_Brief_
Word for word, return the lines from the top of the listing to the line containing "D. CAM-B3LYP", both ends included, and no others.

┌─ Input data

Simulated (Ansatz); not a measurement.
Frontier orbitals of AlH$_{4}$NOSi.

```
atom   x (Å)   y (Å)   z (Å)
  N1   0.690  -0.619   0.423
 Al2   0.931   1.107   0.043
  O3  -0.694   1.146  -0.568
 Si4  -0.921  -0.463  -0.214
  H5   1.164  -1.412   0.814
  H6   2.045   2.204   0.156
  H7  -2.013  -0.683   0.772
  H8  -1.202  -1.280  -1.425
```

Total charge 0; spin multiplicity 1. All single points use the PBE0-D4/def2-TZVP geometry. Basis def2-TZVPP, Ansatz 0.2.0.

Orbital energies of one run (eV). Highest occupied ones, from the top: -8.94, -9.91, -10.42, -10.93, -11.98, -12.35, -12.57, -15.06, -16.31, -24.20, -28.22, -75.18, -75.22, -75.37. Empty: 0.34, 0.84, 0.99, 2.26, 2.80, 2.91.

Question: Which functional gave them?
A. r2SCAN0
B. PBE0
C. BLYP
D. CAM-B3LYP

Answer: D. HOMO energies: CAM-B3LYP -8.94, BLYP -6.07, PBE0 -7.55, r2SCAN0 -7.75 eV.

└─

_Response area_
Simulated (Ansatz); not a measurement.
Frontier orbitals of AlH$_{4}$NOSi.

```
atom   x (Å)   y (Å)   z (Å)
  N1   0.690  -0.619   0.423
 Al2   0.931   1.107   0.043
  O3  -0.694   1.146  -0.568
 Si4  -0.921  -0.463  -0.214
  H5   1.164  -1.412   0.814
  H6   2.045   2.204   0.156
  H7  -2.013  -0.683   0.772
  H8  -1.202  -1.280  -1.425
```

Total charge 0; spin multiplicity 1. All single points use the PBE0-D4/def2-TZVP geometry. Basis def2-TZVPP, Ansatz 0.2.0.

Orbital energies of one run (eV). Highest occupied ones, from the top: -8.94, -9.91, -10.42, -10.93, -11.98, -12.35, -12.57, -15.06, -16.31, -24.20, -28.22, -75.18, -75.22, -75.37. Empty: 0.34, 0.84, 0.99, 2.26, 2.80, 2.91.

Question: Which functional gave them?
A. r2SCAN0
B. PBE0
C. BLYP
D. CAM-B3LYP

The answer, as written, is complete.